⁂

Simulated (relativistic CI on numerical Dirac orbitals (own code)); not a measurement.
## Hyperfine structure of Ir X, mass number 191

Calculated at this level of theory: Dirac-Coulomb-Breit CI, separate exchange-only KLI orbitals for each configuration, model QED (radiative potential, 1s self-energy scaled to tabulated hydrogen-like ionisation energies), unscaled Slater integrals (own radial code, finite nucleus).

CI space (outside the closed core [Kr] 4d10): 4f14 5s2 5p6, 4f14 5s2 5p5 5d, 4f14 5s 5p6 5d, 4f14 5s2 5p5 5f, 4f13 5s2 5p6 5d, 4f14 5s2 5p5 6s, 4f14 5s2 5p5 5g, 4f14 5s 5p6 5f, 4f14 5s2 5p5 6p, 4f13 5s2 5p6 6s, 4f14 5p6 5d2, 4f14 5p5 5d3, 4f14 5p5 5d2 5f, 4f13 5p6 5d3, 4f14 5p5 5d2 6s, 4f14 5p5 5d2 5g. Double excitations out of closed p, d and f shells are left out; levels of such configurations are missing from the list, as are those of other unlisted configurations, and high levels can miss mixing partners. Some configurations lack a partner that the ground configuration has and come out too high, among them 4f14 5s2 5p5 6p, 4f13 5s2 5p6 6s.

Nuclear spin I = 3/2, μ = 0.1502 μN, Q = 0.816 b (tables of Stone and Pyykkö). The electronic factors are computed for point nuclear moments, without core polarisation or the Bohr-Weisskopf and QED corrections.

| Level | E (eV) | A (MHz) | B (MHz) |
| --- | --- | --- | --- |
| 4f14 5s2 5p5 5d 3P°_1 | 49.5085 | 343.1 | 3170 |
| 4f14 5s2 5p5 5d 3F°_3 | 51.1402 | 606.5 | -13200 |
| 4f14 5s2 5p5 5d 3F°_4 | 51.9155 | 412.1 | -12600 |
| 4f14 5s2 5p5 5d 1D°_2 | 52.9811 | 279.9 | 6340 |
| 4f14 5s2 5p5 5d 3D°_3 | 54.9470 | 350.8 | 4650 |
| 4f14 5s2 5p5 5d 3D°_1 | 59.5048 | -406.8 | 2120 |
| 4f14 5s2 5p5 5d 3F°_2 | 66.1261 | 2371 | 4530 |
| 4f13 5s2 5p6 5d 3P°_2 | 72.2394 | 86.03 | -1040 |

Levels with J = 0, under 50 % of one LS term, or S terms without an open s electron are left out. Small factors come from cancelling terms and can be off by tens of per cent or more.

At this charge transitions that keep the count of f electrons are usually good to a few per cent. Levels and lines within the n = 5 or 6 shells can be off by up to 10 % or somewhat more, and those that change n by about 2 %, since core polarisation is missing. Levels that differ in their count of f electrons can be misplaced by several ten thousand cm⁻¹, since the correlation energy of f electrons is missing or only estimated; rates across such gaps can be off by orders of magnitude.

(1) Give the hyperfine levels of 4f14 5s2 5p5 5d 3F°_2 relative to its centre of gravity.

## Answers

⁂

ASSIGNED TASK: From the records above, copy only the lines starting with the line that holds "At this charge" and going on through the line that holds "(1) Give the", exactly as written.

ANSWER AREA:
At this charge transitions that keep the count of f electrons are usually good to a few per cent. Levels and lines within the n = 5 or 6 shells can be off by up to 10 % or somewhat more, and those that change n by about 2 %, since core polarisation is missing. Levels that differ in their count of f electrons can be misplaced by several ten thousand cm⁻¹, since the correlation energy of f electrons is missing or only estimated; rates across such gaps can be off by orders of magnitude.

(1) Give the hyperfine levels of 4f14 5s2 5p5 5d 3F°_2 relative to its centre of gravity.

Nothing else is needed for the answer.